RECORDS SHOWN:
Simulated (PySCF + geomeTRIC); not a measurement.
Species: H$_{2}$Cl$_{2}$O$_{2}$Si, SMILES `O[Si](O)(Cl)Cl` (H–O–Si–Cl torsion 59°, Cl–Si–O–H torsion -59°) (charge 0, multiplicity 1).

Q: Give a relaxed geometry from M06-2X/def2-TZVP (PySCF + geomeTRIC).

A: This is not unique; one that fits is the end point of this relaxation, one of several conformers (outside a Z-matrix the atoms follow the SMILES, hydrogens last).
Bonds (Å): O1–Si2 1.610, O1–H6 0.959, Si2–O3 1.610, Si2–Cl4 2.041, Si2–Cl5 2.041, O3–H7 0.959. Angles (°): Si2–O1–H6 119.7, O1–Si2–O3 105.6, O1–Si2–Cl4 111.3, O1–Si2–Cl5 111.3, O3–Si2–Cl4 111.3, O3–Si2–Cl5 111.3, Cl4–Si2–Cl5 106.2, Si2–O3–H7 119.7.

ASSIGNED TASK: Look above for the line holding "Q: Give a relaxed" and the line holding "A: This is not", then output exactly those two lines and every line between them, nothing more.

RESPONSE BOX:
Q: Give a relaxed geometry from M06-2X/def2-TZVP (PySCF + geomeTRIC).

A: This is not unique; one that fits is the end point of this relaxation, one of several conformers (outside a Z-matrix the atoms follow the SMILES, hydrogens last).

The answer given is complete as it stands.